** Work instruction **
An exact copy of the data below is required; return it in full.

☆ ☆ ☆ ☆ ☆ ☆ ☆

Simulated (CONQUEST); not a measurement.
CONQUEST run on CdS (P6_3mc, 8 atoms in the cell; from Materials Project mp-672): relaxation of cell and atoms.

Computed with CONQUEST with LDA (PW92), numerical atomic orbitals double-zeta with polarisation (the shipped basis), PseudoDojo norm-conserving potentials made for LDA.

☆ ☆ ☆ ☆ ☆ ☆ ☆

** Worked solution **
Simulated (CONQUEST); not a measurement.
CONQUEST run on CdS (P6_3mc, 8 atoms in the cell; from Materials Project mp-672): relaxation of cell and atoms.

Computed with CONQUEST with LDA (PW92), numerical atomic orbitals double-zeta with polarisation (the shipped basis), PseudoDojo norm-conserving potentials made for LDA.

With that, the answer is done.